» **WORK ITEM**
Output exactly the lines below, starting with the line that has "Potentials or basis: VASP" and going on through the line that has "Task: Estimate the wall time of this run.", both included, and no other lines.

═══ RECORDS SHOWN
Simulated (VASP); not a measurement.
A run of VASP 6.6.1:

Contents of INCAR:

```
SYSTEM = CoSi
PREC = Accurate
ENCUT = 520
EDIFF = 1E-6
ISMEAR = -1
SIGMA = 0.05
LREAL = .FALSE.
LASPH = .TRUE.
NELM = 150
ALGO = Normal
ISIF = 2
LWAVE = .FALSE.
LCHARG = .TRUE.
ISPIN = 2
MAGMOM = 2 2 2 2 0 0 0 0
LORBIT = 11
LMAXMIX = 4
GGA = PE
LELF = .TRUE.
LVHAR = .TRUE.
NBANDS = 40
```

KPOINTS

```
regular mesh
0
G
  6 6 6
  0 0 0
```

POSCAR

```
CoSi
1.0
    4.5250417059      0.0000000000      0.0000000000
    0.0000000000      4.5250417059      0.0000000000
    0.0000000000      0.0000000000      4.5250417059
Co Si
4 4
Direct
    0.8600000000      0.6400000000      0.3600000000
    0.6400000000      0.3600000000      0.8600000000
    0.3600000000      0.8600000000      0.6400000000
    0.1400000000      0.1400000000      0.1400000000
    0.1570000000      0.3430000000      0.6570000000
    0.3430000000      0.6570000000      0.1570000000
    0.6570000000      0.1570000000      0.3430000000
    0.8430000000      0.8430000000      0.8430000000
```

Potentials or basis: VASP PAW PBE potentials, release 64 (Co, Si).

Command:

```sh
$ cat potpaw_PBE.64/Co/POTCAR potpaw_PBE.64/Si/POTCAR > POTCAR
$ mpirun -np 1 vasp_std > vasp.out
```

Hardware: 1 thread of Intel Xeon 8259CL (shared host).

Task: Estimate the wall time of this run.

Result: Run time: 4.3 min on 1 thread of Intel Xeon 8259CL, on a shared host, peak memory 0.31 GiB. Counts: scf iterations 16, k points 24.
══════

» **EXERCISE OUTPUT**
Potentials or basis: VASP PAW PBE potentials, release 64 (Co, Si).

Command:

```sh
$ cat potpaw_PBE.64/Co/POTCAR potpaw_PBE.64/Si/POTCAR > POTCAR
$ mpirun -np 1 vasp_std > vasp.out
```

Hardware: 1 thread of Intel Xeon 8259CL (shared host).

Task: Estimate the wall time of this run.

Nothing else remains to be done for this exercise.